= REQUIREMENT =
Needed from the data below: every line from the one with "The database entry" up to and including the one with "### 9. Volume", repeated exactly and with nothing else.

= GIVEN RECORDS =
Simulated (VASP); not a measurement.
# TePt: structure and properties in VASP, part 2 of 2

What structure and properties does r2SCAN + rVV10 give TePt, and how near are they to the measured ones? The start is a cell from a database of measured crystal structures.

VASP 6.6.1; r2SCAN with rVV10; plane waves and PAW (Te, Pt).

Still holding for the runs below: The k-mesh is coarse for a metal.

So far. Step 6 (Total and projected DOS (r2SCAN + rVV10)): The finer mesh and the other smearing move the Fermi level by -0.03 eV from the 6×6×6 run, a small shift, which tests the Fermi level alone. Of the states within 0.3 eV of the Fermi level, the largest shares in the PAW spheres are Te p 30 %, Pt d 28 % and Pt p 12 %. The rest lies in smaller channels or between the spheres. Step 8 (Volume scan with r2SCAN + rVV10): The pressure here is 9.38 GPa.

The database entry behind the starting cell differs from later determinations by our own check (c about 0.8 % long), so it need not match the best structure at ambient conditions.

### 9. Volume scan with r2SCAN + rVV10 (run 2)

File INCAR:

= WRITTEN RESPONSE =
The database entry behind the starting cell differs from later determinations by our own check (c about 0.8 % long), so it need not match the best structure at ambient conditions.

### 9. Volume scan with r2SCAN + rVV10 (run 2)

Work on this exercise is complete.